-- EXERCISE --
Please repeat the records below exactly, from the first line through the line containing "Caveats: the PAW", and nothing more.

** DATA SHOWN follows **

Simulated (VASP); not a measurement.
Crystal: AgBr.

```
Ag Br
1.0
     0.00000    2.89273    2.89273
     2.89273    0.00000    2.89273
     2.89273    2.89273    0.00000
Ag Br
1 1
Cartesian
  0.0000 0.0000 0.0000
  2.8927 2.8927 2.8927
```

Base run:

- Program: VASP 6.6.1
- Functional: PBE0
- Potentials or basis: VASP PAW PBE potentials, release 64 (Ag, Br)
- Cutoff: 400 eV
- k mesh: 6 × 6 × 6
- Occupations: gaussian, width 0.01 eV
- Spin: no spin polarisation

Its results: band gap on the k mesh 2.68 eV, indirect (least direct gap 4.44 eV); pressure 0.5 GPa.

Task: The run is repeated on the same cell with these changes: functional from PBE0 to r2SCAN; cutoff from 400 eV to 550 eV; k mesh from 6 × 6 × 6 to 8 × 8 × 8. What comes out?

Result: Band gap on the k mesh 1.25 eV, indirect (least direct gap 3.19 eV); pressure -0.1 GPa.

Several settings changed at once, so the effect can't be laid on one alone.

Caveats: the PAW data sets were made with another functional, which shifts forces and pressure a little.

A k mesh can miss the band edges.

** End of DATA SHOWN **

-- TASK SOLUTION --
Simulated (VASP); not a measurement.
Crystal: AgBr.

```
Ag Br
1.0
     0.00000    2.89273    2.89273
     2.89273    0.00000    2.89273
     2.89273    2.89273    0.00000
Ag Br
1 1
Cartesian
  0.0000 0.0000 0.0000
  2.8927 2.8927 2.8927
```

Base run:

- Program: VASP 6.6.1
- Functional: PBE0
- Potentials or basis: VASP PAW PBE potentials, release 64 (Ag, Br)
- Cutoff: 400 eV
- k mesh: 6 × 6 × 6
- Occupations: gaussian, width 0.01 eV
- Spin: no spin polarisation

Its results: band gap on the k mesh 2.68 eV, indirect (least direct gap 4.44 eV); pressure 0.5 GPa.

Task: The run is repeated on the same cell with these changes: functional from PBE0 to r2SCAN; cutoff from 400 eV to 550 eV; k mesh from 6 × 6 × 6 to 8 × 8 × 8. What comes out?

Result: Band gap on the k mesh 1.25 eV, indirect (least direct gap 3.19 eV); pressure -0.1 GPa.

Several settings changed at once, so the effect can't be laid on one alone.

Caveats: the PAW data sets were made with another functional, which shifts forces and pressure a little.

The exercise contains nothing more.